WORK TASK:
For this exercise, repeat the listing below from its first line through the line containing "Result: Over 10", exactly as written.

------------------------------------------------------------

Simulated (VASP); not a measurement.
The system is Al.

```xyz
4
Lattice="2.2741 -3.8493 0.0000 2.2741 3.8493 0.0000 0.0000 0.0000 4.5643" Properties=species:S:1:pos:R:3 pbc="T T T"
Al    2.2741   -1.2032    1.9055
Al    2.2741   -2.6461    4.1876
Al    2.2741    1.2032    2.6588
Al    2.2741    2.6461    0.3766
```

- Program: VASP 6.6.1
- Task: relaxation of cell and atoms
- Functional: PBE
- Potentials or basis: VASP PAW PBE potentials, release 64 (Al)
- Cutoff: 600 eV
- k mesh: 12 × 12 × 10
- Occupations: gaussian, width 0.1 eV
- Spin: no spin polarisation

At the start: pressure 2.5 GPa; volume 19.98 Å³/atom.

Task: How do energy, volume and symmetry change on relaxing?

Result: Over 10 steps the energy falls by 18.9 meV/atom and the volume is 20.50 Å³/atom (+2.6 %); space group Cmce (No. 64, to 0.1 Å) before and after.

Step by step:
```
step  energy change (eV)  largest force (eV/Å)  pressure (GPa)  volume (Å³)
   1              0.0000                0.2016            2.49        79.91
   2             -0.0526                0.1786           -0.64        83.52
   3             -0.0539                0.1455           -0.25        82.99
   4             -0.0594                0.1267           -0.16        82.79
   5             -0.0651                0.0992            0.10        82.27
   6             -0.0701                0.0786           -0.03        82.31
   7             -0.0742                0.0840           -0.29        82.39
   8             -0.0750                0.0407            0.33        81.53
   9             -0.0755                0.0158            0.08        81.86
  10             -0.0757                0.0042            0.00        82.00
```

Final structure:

------------------------------------------------------------

EXERCISE RESPONSE:
Simulated (VASP); not a measurement.
The system is Al.

```xyz
4
Lattice="2.2741 -3.8493 0.0000 2.2741 3.8493 0.0000 0.0000 0.0000 4.5643" Properties=species:S:1:pos:R:3 pbc="T T T"
Al    2.2741   -1.2032    1.9055
Al    2.2741   -2.6461    4.1876
Al    2.2741    1.2032    2.6588
Al    2.2741    2.6461    0.3766
```

- Program: VASP 6.6.1
- Task: relaxation of cell and atoms
- Functional: PBE
- Potentials or basis: VASP PAW PBE potentials, release 64 (Al)
- Cutoff: 600 eV
- k mesh: 12 × 12 × 10
- Occupations: gaussian, width 0.1 eV
- Spin: no spin polarisation

At the start: pressure 2.5 GPa; volume 19.98 Å³/atom.

Task: How do energy, volume and symmetry change on relaxing?

Result: Over 10 steps the energy falls by 18.9 meV/atom and the volume is 20.50 Å³/atom (+2.6 %); space group Cmce (No. 64, to 0.1 Å) before and after.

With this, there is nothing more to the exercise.